# WORK INSTRUCTION
Set down exactly the lines below between the line holding "## Si17O32: molecular dynamics (part 2 of 5)" and the line holding "The same run, continued: Si17O32", inclusive; no other line belongs in the answer.

--- RECORDS SHOWN Enclosed Below ---

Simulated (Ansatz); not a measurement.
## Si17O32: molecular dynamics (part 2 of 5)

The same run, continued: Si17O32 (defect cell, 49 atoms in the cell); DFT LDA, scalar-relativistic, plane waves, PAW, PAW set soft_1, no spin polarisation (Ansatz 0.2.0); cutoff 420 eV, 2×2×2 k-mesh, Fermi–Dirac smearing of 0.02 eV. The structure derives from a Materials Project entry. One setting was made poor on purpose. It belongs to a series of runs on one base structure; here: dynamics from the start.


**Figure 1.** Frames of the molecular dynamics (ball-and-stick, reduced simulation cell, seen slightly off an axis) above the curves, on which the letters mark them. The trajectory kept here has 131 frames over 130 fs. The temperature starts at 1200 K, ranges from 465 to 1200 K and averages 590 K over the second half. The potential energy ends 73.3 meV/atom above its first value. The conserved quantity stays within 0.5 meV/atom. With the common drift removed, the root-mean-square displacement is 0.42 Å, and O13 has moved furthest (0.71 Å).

--- End of Enclosed RECORDS SHOWN ---

# ANSWER AREA
## Si17O32: molecular dynamics (part 2 of 5)

The same run, continued: Si17O32 (defect cell, 49 atoms in the cell); DFT LDA, scalar-relativistic, plane waves, PAW, PAW set soft_1, no spin polarisation (Ansatz 0.2.0); cutoff 420 eV, 2×2×2 k-mesh, Fermi–Dirac smearing of 0.02 eV. The structure derives from a Materials Project entry. One setting was made poor on purpose. It belongs to a series of runs on one base structure; here: dynamics from the start.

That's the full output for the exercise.